» **EXERCISE**: Line by line, reproduce exactly the beginning of the listing below, ending with the line that contains "## Detuning by a gate" and adding nothing.

_ _ _ _ _

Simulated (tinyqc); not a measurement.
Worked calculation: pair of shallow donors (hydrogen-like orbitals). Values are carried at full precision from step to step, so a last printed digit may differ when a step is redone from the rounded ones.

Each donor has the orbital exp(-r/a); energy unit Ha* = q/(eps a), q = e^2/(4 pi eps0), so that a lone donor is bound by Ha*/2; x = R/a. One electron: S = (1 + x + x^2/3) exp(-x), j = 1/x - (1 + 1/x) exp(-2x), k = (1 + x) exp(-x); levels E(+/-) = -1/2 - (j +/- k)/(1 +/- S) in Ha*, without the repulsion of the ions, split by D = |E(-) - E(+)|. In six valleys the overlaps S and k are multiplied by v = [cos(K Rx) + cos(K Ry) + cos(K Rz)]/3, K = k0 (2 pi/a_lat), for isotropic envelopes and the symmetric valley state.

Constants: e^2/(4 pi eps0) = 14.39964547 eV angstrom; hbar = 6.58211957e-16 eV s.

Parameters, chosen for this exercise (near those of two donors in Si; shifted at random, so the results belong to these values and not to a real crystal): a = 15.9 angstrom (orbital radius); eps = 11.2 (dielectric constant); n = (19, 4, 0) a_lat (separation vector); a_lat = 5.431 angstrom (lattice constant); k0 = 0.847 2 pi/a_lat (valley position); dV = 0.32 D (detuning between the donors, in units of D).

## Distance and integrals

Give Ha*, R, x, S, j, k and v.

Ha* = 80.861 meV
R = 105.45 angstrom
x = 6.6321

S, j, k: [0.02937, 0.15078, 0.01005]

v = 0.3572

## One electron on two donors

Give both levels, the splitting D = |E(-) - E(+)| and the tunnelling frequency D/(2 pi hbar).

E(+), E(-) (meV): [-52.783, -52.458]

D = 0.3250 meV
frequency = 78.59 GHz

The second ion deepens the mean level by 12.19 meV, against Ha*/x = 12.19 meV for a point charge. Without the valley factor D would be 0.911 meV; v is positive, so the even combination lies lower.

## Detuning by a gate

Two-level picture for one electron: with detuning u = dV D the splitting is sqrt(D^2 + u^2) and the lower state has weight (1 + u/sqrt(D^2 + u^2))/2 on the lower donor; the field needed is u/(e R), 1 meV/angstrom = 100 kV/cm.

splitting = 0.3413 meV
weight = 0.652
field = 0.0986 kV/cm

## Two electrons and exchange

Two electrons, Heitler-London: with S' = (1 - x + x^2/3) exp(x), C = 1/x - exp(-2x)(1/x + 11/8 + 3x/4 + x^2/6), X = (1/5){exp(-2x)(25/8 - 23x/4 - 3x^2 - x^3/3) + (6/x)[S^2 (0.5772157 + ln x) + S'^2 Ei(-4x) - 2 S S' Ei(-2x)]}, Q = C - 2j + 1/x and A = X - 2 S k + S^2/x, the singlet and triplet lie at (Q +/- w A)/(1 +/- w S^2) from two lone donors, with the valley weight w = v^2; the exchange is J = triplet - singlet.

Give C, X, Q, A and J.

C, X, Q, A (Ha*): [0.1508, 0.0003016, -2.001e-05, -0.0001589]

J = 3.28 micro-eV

_ _ _ _ _

» **TASK OUTPUT**:
Simulated (tinyqc); not a measurement.
Worked calculation: pair of shallow donors (hydrogen-like orbitals). Values are carried at full precision from step to step, so a last printed digit may differ when a step is redone from the rounded ones.

Each donor has the orbital exp(-r/a); energy unit Ha* = q/(eps a), q = e^2/(4 pi eps0), so that a lone donor is bound by Ha*/2; x = R/a. One electron: S = (1 + x + x^2/3) exp(-x), j = 1/x - (1 + 1/x) exp(-2x), k = (1 + x) exp(-x); levels E(+/-) = -1/2 - (j +/- k)/(1 +/- S) in Ha*, without the repulsion of the ions, split by D = |E(-) - E(+)|. In six valleys the overlaps S and k are multiplied by v = [cos(K Rx) + cos(K Ry) + cos(K Rz)]/3, K = k0 (2 pi/a_lat), for isotropic envelopes and the symmetric valley state.

Constants: e^2/(4 pi eps0) = 14.39964547 eV angstrom; hbar = 6.58211957e-16 eV s.

Parameters, chosen for this exercise (near those of two donors in Si; shifted at random, so the results belong to these values and not to a real crystal): a = 15.9 angstrom (orbital radius); eps = 11.2 (dielectric constant); n = (19, 4, 0) a_lat (separation vector); a_lat = 5.431 angstrom (lattice constant); k0 = 0.847 2 pi/a_lat (valley position); dV = 0.32 D (detuning between the donors, in units of D).

## Distance and integrals

Give Ha*, R, x, S, j, k and v.

Ha* = 80.861 meV
R = 105.45 angstrom
x = 6.6321

S, j, k: [0.02937, 0.15078, 0.01005]

v = 0.3572

## One electron on two donors

Give both levels, the splitting D = |E(-) - E(+)| and the tunnelling frequency D/(2 pi hbar).

E(+), E(-) (meV): [-52.783, -52.458]

D = 0.3250 meV
frequency = 78.59 GHz

The second ion deepens the mean level by 12.19 meV, against Ha*/x = 12.19 meV for a point charge. Without the valley factor D would be 0.911 meV; v is positive, so the even combination lies lower.

## Detuning by a gate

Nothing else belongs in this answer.